● Exercise
Without changing anything, set down every line shown below.

Supplied entries Block Start
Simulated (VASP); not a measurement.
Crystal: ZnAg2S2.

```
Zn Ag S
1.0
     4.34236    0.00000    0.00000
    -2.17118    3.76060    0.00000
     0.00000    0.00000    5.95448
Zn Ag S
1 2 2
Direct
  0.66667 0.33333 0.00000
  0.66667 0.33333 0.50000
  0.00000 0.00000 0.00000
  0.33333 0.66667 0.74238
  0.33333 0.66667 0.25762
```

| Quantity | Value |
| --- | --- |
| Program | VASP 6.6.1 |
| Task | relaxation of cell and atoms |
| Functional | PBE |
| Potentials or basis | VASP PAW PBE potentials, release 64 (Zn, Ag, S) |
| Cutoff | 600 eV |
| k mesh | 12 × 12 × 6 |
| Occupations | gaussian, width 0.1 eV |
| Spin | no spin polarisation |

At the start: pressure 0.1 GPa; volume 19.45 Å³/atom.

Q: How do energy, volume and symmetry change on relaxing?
Supplied entries Block End

● Response area
Simulated (VASP); not a measurement.
Crystal: ZnAg2S2.

```
Zn Ag S
1.0
     4.34236    0.00000    0.00000
    -2.17118    3.76060    0.00000
     0.00000    0.00000    5.95448
Zn Ag S
1 2 2
Direct
  0.66667 0.33333 0.00000
  0.66667 0.33333 0.50000
  0.00000 0.00000 0.00000
  0.33333 0.66667 0.74238
  0.33333 0.66667 0.25762
```

| Quantity | Value |
| --- | --- |
| Program | VASP 6.6.1 |
| Task | relaxation of cell and atoms |
| Functional | PBE |
| Potentials or basis | VASP PAW PBE potentials, release 64 (Zn, Ag, S) |
| Cutoff | 600 eV |
| k mesh | 12 × 12 × 6 |
| Occupations | gaussian, width 0.1 eV |
| Spin | no spin polarisation |

At the start: pressure 0.1 GPa; volume 19.45 Å³/atom.

Q: How do energy, volume and symmetry change on relaxing?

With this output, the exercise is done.